Set down the lines below exactly as they stand, please. Go from the first through the one containing "The starting cell".

→ **Stored data**
==========
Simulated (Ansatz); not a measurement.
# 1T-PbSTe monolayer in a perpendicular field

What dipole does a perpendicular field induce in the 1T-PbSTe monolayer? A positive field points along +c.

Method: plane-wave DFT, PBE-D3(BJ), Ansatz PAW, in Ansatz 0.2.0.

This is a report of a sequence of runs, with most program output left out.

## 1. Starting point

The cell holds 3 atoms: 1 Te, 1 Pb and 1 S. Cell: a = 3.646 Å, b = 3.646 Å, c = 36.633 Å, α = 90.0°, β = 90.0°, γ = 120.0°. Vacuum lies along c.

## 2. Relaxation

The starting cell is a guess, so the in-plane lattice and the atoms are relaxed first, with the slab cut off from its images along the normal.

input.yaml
==========

→ **Worked solution**
Simulated (Ansatz); not a measurement.
# 1T-PbSTe monolayer in a perpendicular field

What dipole does a perpendicular field induce in the 1T-PbSTe monolayer? A positive field points along +c.

Method: plane-wave DFT, PBE-D3(BJ), Ansatz PAW, in Ansatz 0.2.0.

This is a report of a sequence of runs, with most program output left out.

## 1. Starting point

The cell holds 3 atoms: 1 Te, 1 Pb and 1 S. Cell: a = 3.646 Å, b = 3.646 Å, c = 36.633 Å, α = 90.0°, β = 90.0°, γ = 120.0°. Vacuum lies along c.

## 2. Relaxation

The starting cell is a guess, so the in-plane lattice and the atoms are relaxed first, with the slab cut off from its images along the normal.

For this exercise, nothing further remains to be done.